• INFORMATION SHOWN:
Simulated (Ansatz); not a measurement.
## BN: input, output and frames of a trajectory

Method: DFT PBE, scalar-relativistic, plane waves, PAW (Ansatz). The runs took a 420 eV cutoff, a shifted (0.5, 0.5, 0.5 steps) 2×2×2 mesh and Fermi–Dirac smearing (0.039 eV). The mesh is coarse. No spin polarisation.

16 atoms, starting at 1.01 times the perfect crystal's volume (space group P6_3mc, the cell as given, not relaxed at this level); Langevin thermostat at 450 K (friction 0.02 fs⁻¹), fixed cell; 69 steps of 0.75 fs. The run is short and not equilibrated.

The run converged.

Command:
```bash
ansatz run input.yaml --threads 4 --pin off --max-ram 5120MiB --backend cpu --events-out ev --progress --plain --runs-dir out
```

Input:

• TASK ITEM: Using the material above, transcribe exactly the lines from the line with "16 atoms, starting" to the line with "The run converged."; both count, and nothing else goes in.

• RESPONSE AREA:
16 atoms, starting at 1.01 times the perfect crystal's volume (space group P6_3mc, the cell as given, not relaxed at this level); Langevin thermostat at 450 K (friction 0.02 fs⁻¹), fixed cell; 69 steps of 0.75 fs. The run is short and not equilibrated.

The run converged.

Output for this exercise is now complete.